*** Extracted information

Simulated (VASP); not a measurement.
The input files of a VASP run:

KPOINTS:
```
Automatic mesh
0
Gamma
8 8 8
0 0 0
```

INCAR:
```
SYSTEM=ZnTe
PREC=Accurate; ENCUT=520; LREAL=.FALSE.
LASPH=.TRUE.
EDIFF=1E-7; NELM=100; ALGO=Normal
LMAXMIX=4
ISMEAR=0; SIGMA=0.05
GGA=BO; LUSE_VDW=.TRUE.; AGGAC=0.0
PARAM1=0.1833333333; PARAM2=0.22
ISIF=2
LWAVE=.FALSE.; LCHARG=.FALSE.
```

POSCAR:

******

Requirement> All of the material should be written out again exactly.

Exercise response>
Simulated (VASP); not a measurement.
The input files of a VASP run:

KPOINTS:
```
Automatic mesh
0
Gamma
8 8 8
0 0 0
```

INCAR:
```
SYSTEM=ZnTe
PREC=Accurate; ENCUT=520; LREAL=.FALSE.
LASPH=.TRUE.
EDIFF=1E-7; NELM=100; ALGO=Normal
LMAXMIX=4
ISMEAR=0; SIGMA=0.05
GGA=BO; LUSE_VDW=.TRUE.; AGGAC=0.0
PARAM1=0.1833333333; PARAM2=0.22
ISIF=2
LWAVE=.FALSE.; LCHARG=.FALSE.
```

POSCAR:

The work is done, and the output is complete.